ACTION ITEM ▸ Beginning with the first entry, set down each one exactly as shown.

+-------+

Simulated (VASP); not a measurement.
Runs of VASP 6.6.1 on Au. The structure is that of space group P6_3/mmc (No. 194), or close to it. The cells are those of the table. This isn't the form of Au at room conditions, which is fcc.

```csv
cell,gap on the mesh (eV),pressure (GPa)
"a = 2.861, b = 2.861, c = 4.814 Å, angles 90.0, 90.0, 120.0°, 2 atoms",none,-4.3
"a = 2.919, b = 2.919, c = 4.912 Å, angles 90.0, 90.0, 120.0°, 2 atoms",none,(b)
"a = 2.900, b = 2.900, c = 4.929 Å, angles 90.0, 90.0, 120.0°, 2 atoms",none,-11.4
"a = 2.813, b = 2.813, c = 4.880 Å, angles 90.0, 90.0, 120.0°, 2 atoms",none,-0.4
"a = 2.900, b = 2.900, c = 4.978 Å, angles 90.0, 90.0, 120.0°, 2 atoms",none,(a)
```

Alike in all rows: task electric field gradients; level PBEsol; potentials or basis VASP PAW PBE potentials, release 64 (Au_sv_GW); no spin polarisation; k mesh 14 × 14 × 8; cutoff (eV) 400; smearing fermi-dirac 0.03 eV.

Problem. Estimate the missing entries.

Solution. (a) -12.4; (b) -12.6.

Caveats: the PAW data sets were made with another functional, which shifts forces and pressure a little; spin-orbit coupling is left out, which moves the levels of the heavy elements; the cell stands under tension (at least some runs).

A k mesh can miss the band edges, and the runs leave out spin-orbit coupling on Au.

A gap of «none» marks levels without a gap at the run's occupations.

+-------+

WRITTEN RESPONSE ▸
Simulated (VASP); not a measurement.
Runs of VASP 6.6.1 on Au. The structure is that of space group P6_3/mmc (No. 194), or close to it. The cells are those of the table. This isn't the form of Au at room conditions, which is fcc.

```csv
cell,gap on the mesh (eV),pressure (GPa)
"a = 2.861, b = 2.861, c = 4.814 Å, angles 90.0, 90.0, 120.0°, 2 atoms",none,-4.3
"a = 2.919, b = 2.919, c = 4.912 Å, angles 90.0, 90.0, 120.0°, 2 atoms",none,(b)
"a = 2.900, b = 2.900, c = 4.929 Å, angles 90.0, 90.0, 120.0°, 2 atoms",none,-11.4
"a = 2.813, b = 2.813, c = 4.880 Å, angles 90.0, 90.0, 120.0°, 2 atoms",none,-0.4
"a = 2.900, b = 2.900, c = 4.978 Å, angles 90.0, 90.0, 120.0°, 2 atoms",none,(a)
```

Alike in all rows: task electric field gradients; level PBEsol; potentials or basis VASP PAW PBE potentials, release 64 (Au_sv_GW); no spin polarisation; k mesh 14 × 14 × 8; cutoff (eV) 400; smearing fermi-dirac 0.03 eV.

Problem. Estimate the missing entries.

Solution. (a) -12.4; (b) -12.6.

Caveats: the PAW data sets were made with another functional, which shifts forces and pressure a little; spin-orbit coupling is left out, which moves the levels of the heavy elements; the cell stands under tension (at least some runs).

A k mesh can miss the band edges, and the runs leave out spin-orbit coupling on Au.

A gap of «none» marks levels without a gap at the run's occupations.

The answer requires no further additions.